### Assigned task
Retype the records below from their first line through the line containing "Single points on", and include nothing else.

### Dataset
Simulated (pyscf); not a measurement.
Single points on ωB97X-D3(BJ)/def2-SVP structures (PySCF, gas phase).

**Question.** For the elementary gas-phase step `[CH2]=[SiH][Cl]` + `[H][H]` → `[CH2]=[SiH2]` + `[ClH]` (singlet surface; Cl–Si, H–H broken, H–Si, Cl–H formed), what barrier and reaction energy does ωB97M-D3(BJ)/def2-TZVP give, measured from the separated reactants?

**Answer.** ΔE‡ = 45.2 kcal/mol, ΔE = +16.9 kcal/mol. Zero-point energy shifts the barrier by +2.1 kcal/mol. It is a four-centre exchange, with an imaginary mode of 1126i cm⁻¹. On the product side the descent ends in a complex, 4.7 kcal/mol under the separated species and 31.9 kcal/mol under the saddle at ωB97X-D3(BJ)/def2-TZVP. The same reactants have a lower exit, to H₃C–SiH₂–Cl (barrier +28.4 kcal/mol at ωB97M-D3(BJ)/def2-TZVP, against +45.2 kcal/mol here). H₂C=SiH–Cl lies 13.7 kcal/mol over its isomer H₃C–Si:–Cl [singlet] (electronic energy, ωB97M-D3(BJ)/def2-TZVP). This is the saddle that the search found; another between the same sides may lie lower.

### Problem solution
Simulated (pyscf); not a measurement.
Single points on ωB97X-D3(BJ)/def2-SVP structures (PySCF, gas phase).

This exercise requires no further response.